== DATA LISTING

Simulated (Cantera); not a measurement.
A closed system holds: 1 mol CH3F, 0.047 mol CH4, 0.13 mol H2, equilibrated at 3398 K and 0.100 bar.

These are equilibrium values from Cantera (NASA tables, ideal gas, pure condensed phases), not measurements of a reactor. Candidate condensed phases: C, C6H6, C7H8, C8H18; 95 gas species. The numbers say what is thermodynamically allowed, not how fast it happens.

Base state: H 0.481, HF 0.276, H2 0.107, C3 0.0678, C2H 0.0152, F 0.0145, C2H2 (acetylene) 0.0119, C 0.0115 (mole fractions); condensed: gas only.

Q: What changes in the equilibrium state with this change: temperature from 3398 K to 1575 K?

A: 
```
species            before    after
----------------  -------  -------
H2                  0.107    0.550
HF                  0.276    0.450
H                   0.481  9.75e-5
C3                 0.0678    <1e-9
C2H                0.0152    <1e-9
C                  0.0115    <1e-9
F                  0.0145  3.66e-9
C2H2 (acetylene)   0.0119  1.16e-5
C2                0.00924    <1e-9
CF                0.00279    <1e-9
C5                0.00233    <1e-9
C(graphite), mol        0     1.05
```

====

*BRIEF*
Give back the entire listing exactly as it was written.

*YOUR SOLUTION*
Simulated (Cantera); not a measurement.
A closed system holds: 1 mol CH3F, 0.047 mol CH4, 0.13 mol H2, equilibrated at 3398 K and 0.100 bar.

These are equilibrium values from Cantera (NASA tables, ideal gas, pure condensed phases), not measurements of a reactor. Candidate condensed phases: C, C6H6, C7H8, C8H18; 95 gas species. The numbers say what is thermodynamically allowed, not how fast it happens.

Base state: H 0.481, HF 0.276, H2 0.107, C3 0.0678, C2H 0.0152, F 0.0145, C2H2 (acetylene) 0.0119, C 0.0115 (mole fractions); condensed: gas only.

Q: What changes in the equilibrium state with this change: temperature from 3398 K to 1575 K?

A: 
```
species            before    after
----------------  -------  -------
H2                  0.107    0.550
HF                  0.276    0.450
H                   0.481  9.75e-5
C3                 0.0678    <1e-9
C2H                0.0152    <1e-9
C                  0.0115    <1e-9
F                  0.0145  3.66e-9
C2H2 (acetylene)   0.0119  1.16e-5
C2                0.00924    <1e-9
CF                0.00279    <1e-9
C5                0.00233    <1e-9
C(graphite), mol        0     1.05
```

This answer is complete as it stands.